== ENTRIES SHOWN ==
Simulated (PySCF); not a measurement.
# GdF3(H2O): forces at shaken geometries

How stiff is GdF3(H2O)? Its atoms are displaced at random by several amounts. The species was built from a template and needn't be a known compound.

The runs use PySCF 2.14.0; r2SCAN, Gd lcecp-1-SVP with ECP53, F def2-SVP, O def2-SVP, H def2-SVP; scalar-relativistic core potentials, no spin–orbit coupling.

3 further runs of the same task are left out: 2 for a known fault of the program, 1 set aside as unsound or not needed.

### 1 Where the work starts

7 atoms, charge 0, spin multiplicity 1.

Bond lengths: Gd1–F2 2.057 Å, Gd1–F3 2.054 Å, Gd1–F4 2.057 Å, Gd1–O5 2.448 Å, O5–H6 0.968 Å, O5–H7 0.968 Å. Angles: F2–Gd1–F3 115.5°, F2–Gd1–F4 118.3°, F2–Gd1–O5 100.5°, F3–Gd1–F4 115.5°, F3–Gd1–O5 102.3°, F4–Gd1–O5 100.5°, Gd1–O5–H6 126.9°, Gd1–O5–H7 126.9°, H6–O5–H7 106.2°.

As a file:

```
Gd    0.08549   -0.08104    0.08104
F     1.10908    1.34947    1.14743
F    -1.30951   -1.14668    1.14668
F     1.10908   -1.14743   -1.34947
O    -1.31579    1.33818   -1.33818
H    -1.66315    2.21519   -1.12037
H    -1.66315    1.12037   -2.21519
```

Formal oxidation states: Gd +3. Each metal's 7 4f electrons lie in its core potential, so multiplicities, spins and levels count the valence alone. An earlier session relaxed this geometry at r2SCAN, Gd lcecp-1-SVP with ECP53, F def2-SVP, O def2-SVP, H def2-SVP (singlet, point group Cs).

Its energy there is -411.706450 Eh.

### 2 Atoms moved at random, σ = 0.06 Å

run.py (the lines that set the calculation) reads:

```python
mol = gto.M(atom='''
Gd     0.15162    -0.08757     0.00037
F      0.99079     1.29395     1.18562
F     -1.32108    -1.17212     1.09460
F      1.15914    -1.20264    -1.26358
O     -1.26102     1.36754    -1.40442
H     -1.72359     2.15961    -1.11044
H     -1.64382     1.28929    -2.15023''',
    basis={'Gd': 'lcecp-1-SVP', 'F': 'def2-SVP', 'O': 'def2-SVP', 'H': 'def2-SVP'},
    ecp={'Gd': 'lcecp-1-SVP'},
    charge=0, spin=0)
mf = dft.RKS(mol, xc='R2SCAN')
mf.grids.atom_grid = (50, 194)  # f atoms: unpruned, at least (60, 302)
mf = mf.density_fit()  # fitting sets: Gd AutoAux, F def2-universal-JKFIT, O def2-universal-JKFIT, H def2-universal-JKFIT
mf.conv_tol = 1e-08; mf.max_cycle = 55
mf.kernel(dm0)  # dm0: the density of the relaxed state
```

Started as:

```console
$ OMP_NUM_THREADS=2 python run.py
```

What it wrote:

== ACTIVITY ==
Everything from the first line above up to and including the line that contains "7 atoms, charge 0, spin multiplicity 1." should be printed exactly; please print only that.

== ANSWER BOX ==
Simulated (PySCF); not a measurement.
# GdF3(H2O): forces at shaken geometries

How stiff is GdF3(H2O)? Its atoms are displaced at random by several amounts. The species was built from a template and needn't be a known compound.

The runs use PySCF 2.14.0; r2SCAN, Gd lcecp-1-SVP with ECP53, F def2-SVP, O def2-SVP, H def2-SVP; scalar-relativistic core potentials, no spin–orbit coupling.

3 further runs of the same task are left out: 2 for a known fault of the program, 1 set aside as unsound or not needed.

### 1 Where the work starts

7 atoms, charge 0, spin multiplicity 1.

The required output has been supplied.